* Work request *
Reproduce the opening lines of the records exactly, please, stopping after the line that contains "What did the".

* Extracted material *
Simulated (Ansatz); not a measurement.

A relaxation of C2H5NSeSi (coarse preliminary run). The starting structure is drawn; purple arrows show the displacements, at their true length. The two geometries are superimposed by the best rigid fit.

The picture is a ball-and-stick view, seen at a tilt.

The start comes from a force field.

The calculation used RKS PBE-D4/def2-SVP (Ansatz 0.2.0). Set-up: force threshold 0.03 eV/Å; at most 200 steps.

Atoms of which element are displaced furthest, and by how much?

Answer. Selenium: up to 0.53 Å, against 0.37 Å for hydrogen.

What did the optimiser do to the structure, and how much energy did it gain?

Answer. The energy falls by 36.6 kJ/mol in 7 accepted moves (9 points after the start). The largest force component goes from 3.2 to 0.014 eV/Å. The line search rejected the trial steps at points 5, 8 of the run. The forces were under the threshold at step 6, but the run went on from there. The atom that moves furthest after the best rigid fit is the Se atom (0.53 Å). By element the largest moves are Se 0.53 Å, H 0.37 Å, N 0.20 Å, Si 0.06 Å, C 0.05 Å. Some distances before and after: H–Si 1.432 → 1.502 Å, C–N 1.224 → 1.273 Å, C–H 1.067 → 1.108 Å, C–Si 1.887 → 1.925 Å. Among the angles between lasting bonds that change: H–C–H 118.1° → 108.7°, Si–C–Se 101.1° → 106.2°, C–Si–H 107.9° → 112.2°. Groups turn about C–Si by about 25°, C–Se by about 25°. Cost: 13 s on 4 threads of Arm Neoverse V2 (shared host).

* Answer area *
Simulated (Ansatz); not a measurement.

A relaxation of C2H5NSeSi (coarse preliminary run). The starting structure is drawn; purple arrows show the displacements, at their true length. The two geometries are superimposed by the best rigid fit.

The picture is a ball-and-stick view, seen at a tilt.

The start comes from a force field.

The calculation used RKS PBE-D4/def2-SVP (Ansatz 0.2.0). Set-up: force threshold 0.03 eV/Å; at most 200 steps.

Atoms of which element are displaced furthest, and by how much?

Answer. Selenium: up to 0.53 Å, against 0.37 Å for hydrogen.

What did the optimiser do to the structure, and how much energy did it gain?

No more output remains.